▸ Required action
Please write out the listing beneath this sentence exactly, from its first line to the line with "A. functional from", and stop there.

▸ Data supplied
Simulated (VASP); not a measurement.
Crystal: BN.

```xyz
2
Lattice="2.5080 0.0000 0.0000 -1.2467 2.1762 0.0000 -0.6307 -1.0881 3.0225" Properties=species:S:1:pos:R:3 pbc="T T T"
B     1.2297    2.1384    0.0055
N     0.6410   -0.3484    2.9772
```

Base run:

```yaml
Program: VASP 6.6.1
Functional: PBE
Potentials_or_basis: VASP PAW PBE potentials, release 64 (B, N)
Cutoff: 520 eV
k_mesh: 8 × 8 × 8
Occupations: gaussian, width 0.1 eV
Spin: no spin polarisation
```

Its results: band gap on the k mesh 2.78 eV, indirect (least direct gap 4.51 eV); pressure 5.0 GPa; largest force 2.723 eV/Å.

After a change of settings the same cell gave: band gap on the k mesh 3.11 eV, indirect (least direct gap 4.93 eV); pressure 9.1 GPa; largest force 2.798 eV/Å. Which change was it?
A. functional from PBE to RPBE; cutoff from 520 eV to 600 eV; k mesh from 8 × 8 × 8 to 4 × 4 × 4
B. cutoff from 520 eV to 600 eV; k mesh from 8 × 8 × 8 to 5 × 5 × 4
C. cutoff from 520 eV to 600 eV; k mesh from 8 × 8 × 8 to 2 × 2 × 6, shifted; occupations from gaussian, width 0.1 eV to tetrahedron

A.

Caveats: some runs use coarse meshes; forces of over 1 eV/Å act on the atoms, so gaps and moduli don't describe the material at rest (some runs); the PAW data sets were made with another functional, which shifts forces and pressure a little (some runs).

▸ Solution
Simulated (VASP); not a measurement.
Crystal: BN.

```xyz
2
Lattice="2.5080 0.0000 0.0000 -1.2467 2.1762 0.0000 -0.6307 -1.0881 3.0225" Properties=species:S:1:pos:R:3 pbc="T T T"
B     1.2297    2.1384    0.0055
N     0.6410   -0.3484    2.9772
```

Base run:

```yaml
Program: VASP 6.6.1
Functional: PBE
Potentials_or_basis: VASP PAW PBE potentials, release 64 (B, N)
Cutoff: 520 eV
k_mesh: 8 × 8 × 8
Occupations: gaussian, width 0.1 eV
Spin: no spin polarisation
```

Its results: band gap on the k mesh 2.78 eV, indirect (least direct gap 4.51 eV); pressure 5.0 GPa; largest force 2.723 eV/Å.

After a change of settings the same cell gave: band gap on the k mesh 3.11 eV, indirect (least direct gap 4.93 eV); pressure 9.1 GPa; largest force 2.798 eV/Å. Which change was it?
A. functional from PBE to RPBE; cutoff from 520 eV to 600 eV; k mesh from 8 × 8 × 8 to 4 × 4 × 4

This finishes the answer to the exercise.